Below are some records; output exactly the lines from the line with "CdF₂⁻ (the lowest" to the line with "Cd1–F3 2.347 Å).", both ends kept, and nothing more.

------------------------

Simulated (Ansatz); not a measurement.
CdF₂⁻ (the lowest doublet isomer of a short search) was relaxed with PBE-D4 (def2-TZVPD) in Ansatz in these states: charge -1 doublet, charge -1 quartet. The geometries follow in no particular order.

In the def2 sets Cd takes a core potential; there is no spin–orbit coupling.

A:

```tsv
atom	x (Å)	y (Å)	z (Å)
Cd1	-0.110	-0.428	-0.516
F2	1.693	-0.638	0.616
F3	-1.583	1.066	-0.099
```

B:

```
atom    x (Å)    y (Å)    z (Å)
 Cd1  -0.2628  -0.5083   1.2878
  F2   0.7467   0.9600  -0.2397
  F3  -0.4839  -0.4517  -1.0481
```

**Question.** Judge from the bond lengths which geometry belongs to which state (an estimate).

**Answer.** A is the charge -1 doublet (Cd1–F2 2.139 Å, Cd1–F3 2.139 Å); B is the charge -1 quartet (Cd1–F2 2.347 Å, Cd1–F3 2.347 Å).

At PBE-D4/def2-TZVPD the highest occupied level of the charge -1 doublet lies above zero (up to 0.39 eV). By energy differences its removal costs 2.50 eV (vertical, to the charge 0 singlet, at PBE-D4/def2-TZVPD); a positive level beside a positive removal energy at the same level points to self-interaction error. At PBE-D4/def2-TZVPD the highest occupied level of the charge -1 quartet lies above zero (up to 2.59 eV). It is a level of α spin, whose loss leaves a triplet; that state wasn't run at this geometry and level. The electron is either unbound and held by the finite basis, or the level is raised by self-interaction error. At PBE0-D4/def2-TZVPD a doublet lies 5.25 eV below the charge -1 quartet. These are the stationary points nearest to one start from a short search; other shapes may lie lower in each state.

------------------------

EXERCISE OUTPUT:
CdF₂⁻ (the lowest doublet isomer of a short search) was relaxed with PBE-D4 (def2-TZVPD) in Ansatz in these states: charge -1 doublet, charge -1 quartet. The geometries follow in no particular order.

In the def2 sets Cd takes a core potential; there is no spin–orbit coupling.

A:

```tsv
atom	x (Å)	y (Å)	z (Å)
Cd1	-0.110	-0.428	-0.516
F2	1.693	-0.638	0.616
F3	-1.583	1.066	-0.099
```

B:

```
atom    x (Å)    y (Å)    z (Å)
 Cd1  -0.2628  -0.5083   1.2878
  F2   0.7467   0.9600  -0.2397
  F3  -0.4839  -0.4517  -1.0481
```

**Question.** Judge from the bond lengths which geometry belongs to which state (an estimate).

**Answer.** A is the charge -1 doublet (Cd1–F2 2.139 Å, Cd1–F3 2.139 Å); B is the charge -1 quartet (Cd1–F2 2.347 Å, Cd1–F3 2.347 Å).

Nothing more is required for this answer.